**Work item:**
Which lines run from the start of the data below to the line containing "Wall time 83"? Set them down exactly, with none added.

======== Records supplied ========
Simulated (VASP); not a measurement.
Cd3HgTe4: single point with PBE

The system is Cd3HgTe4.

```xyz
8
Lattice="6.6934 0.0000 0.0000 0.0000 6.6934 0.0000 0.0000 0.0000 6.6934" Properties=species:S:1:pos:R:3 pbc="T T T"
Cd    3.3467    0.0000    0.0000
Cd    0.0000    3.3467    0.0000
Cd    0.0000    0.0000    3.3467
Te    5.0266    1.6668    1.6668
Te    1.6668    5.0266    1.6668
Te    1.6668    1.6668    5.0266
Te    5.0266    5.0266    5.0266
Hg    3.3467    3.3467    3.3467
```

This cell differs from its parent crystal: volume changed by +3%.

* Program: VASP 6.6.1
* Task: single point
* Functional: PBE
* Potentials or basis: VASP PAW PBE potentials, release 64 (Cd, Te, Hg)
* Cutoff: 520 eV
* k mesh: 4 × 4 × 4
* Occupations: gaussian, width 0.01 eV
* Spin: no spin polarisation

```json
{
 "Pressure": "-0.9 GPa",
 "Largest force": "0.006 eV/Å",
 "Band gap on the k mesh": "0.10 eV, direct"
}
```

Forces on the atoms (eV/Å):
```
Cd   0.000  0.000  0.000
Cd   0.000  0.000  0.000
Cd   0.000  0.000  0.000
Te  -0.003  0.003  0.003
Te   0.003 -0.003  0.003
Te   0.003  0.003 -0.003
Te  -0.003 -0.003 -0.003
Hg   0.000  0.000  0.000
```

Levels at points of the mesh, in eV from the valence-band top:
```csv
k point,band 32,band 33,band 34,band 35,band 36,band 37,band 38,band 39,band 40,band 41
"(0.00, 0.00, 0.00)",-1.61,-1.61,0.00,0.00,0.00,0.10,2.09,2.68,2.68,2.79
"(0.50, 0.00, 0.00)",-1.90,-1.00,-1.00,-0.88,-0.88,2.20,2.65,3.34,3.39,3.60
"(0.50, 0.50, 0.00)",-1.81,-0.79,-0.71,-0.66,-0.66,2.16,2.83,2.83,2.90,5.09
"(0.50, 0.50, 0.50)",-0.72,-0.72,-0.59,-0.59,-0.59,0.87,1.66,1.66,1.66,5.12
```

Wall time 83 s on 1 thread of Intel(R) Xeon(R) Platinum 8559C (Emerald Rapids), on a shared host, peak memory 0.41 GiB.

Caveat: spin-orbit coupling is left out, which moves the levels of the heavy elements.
========

**Reply:**
Simulated (VASP); not a measurement.
Cd3HgTe4: single point with PBE

The system is Cd3HgTe4.

```xyz
8
Lattice="6.6934 0.0000 0.0000 0.0000 6.6934 0.0000 0.0000 0.0000 6.6934" Properties=species:S:1:pos:R:3 pbc="T T T"
Cd    3.3467    0.0000    0.0000
Cd    0.0000    3.3467    0.0000
Cd    0.0000    0.0000    3.3467
Te    5.0266    1.6668    1.6668
Te    1.6668    5.0266    1.6668
Te    1.6668    1.6668    5.0266
Te    5.0266    5.0266    5.0266
Hg    3.3467    3.3467    3.3467
```

This cell differs from its parent crystal: volume changed by +3%.

* Program: VASP 6.6.1
* Task: single point
* Functional: PBE
* Potentials or basis: VASP PAW PBE potentials, release 64 (Cd, Te, Hg)
* Cutoff: 520 eV
* k mesh: 4 × 4 × 4
* Occupations: gaussian, width 0.01 eV
* Spin: no spin polarisation

```json
{
 "Pressure": "-0.9 GPa",
 "Largest force": "0.006 eV/Å",
 "Band gap on the k mesh": "0.10 eV, direct"
}
```

Forces on the atoms (eV/Å):
```
Cd   0.000  0.000  0.000
Cd   0.000  0.000  0.000
Cd   0.000  0.000  0.000
Te  -0.003  0.003  0.003
Te   0.003 -0.003  0.003
Te   0.003  0.003 -0.003
Te  -0.003 -0.003 -0.003
Hg   0.000  0.000  0.000
```

Levels at points of the mesh, in eV from the valence-band top:
```csv
k point,band 32,band 33,band 34,band 35,band 36,band 37,band 38,band 39,band 40,band 41
"(0.00, 0.00, 0.00)",-1.61,-1.61,0.00,0.00,0.00,0.10,2.09,2.68,2.68,2.79
"(0.50, 0.00, 0.00)",-1.90,-1.00,-1.00,-0.88,-0.88,2.20,2.65,3.34,3.39,3.60
"(0.50, 0.50, 0.00)",-1.81,-0.79,-0.71,-0.66,-0.66,2.16,2.83,2.83,2.90,5.09
"(0.50, 0.50, 0.50)",-0.72,-0.72,-0.59,-0.59,-0.59,0.87,1.66,1.66,1.66,5.12
```

Wall time 83 s on 1 thread of Intel(R) Xeon(R) Platinum 8559C (Emerald Rapids), on a shared host, peak memory 0.41 GiB.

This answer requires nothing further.